_RECORD EXCERPTS_:
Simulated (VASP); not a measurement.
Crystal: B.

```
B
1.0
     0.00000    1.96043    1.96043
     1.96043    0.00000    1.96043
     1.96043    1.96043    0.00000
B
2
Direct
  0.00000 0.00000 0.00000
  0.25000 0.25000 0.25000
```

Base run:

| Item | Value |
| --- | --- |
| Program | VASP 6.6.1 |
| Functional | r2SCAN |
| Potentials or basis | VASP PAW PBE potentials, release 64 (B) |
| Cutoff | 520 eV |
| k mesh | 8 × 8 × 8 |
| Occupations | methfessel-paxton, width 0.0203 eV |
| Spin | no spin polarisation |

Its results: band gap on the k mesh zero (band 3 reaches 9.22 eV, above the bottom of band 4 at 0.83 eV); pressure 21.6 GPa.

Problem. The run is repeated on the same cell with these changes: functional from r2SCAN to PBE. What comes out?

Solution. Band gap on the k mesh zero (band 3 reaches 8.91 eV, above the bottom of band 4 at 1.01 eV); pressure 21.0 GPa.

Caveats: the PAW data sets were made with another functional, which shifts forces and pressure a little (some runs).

_EXERCISE_:
Above are the records; set each one down word for word.

_EXERCISE SOLUTION_:
Simulated (VASP); not a measurement.
Crystal: B.

```
B
1.0
     0.00000    1.96043    1.96043
     1.96043    0.00000    1.96043
     1.96043    1.96043    0.00000
B
2
Direct
  0.00000 0.00000 0.00000
  0.25000 0.25000 0.25000
```

Base run:

| Item | Value |
| --- | --- |
| Program | VASP 6.6.1 |
| Functional | r2SCAN |
| Potentials or basis | VASP PAW PBE potentials, release 64 (B) |
| Cutoff | 520 eV |
| k mesh | 8 × 8 × 8 |
| Occupations | methfessel-paxton, width 0.0203 eV |
| Spin | no spin polarisation |

Its results: band gap on the k mesh zero (band 3 reaches 9.22 eV, above the bottom of band 4 at 0.83 eV); pressure 21.6 GPa.

Problem. The run is repeated on the same cell with these changes: functional from r2SCAN to PBE. What comes out?

Solution. Band gap on the k mesh zero (band 3 reaches 8.91 eV, above the bottom of band 4 at 1.01 eV); pressure 21.0 GPa.

Caveats: the PAW data sets were made with another functional, which shifts forces and pressure a little (some runs).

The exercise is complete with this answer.